## [REQUIRED ACTION]
Would you please return the lines of the entries below starting at the line that has "Method: DFT, LDA, all-electron" and ending at the line that has "A: Least-squares fits", both included, exactly as they are?

## [ENTRIES SHOWN]
────────────────

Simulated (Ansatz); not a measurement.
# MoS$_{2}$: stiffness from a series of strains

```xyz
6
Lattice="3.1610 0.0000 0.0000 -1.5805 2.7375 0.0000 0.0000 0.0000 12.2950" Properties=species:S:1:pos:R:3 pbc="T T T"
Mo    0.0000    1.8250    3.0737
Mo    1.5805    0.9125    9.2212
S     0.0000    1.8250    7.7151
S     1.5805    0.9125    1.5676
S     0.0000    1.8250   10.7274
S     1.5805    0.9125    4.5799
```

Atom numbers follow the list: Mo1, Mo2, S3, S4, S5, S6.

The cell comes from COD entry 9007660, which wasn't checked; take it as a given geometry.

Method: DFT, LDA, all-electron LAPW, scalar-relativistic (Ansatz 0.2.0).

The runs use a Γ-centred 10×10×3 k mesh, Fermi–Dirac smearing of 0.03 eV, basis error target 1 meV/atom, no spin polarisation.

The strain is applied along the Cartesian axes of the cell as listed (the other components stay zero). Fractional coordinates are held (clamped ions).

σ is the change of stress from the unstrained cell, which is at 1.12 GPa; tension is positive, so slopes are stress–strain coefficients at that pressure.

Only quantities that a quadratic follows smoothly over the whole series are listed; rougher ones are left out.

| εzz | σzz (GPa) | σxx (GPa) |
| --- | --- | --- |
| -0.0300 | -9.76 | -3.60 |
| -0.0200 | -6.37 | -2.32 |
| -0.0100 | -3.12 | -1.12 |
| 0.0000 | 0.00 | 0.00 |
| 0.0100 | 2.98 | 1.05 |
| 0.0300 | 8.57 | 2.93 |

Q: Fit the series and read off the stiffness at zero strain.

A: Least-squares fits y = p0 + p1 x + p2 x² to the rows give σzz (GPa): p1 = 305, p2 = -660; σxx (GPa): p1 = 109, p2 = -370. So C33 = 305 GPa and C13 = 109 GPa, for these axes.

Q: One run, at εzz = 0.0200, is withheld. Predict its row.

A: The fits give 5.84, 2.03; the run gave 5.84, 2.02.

────────────────

## [EXERCISE SOLUTION]
Method: DFT, LDA, all-electron LAPW, scalar-relativistic (Ansatz 0.2.0).

The runs use a Γ-centred 10×10×3 k mesh, Fermi–Dirac smearing of 0.03 eV, basis error target 1 meV/atom, no spin polarisation.

The strain is applied along the Cartesian axes of the cell as listed (the other components stay zero). Fractional coordinates are held (clamped ions).

σ is the change of stress from the unstrained cell, which is at 1.12 GPa; tension is positive, so slopes are stress–strain coefficients at that pressure.

Only quantities that a quadratic follows smoothly over the whole series are listed; rougher ones are left out.

| εzz | σzz (GPa) | σxx (GPa) |
| --- | --- | --- |
| -0.0300 | -9.76 | -3.60 |
| -0.0200 | -6.37 | -2.32 |
| -0.0100 | -3.12 | -1.12 |
| 0.0000 | 0.00 | 0.00 |
| 0.0100 | 2.98 | 1.05 |
| 0.0300 | 8.57 | 2.93 |

Q: Fit the series and read off the stiffness at zero strain.

A: Least-squares fits y = p0 + p1 x + p2 x² to the rows give σzz (GPa): p1 = 305, p2 = -660; σxx (GPa): p1 = 109, p2 = -370. So C33 = 305 GPa and C13 = 109 GPa, for these axes.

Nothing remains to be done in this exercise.